· · · · ·

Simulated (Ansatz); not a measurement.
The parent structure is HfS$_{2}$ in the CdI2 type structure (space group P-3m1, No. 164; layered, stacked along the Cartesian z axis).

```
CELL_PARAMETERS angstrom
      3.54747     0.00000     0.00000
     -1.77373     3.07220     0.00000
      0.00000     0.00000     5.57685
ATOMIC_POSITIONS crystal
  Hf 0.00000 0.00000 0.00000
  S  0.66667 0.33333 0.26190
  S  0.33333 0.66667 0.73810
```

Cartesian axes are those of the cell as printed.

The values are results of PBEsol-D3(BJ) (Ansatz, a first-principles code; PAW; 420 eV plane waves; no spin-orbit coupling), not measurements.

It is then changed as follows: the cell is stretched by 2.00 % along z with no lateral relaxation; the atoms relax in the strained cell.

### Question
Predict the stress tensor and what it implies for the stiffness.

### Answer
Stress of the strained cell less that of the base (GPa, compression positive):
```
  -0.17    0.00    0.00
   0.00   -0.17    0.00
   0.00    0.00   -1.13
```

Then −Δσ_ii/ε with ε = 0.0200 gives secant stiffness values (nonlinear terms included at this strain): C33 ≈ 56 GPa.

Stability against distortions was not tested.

· · · · ·

▶ [ACTION ITEM]
What is needed is every line from the beginning of the data up to and including the line with "The values are", given again word for word.

▶ [TASK OUTPUT]
Simulated (Ansatz); not a measurement.
The parent structure is HfS$_{2}$ in the CdI2 type structure (space group P-3m1, No. 164; layered, stacked along the Cartesian z axis).

```
CELL_PARAMETERS angstrom
      3.54747     0.00000     0.00000
     -1.77373     3.07220     0.00000
      0.00000     0.00000     5.57685
ATOMIC_POSITIONS crystal
  Hf 0.00000 0.00000 0.00000
  S  0.66667 0.33333 0.26190
  S  0.33333 0.66667 0.73810
```

Cartesian axes are those of the cell as printed.

The values are results of PBEsol-D3(BJ) (Ansatz, a first-principles code; PAW; 420 eV plane waves; no spin-orbit coupling), not measurements.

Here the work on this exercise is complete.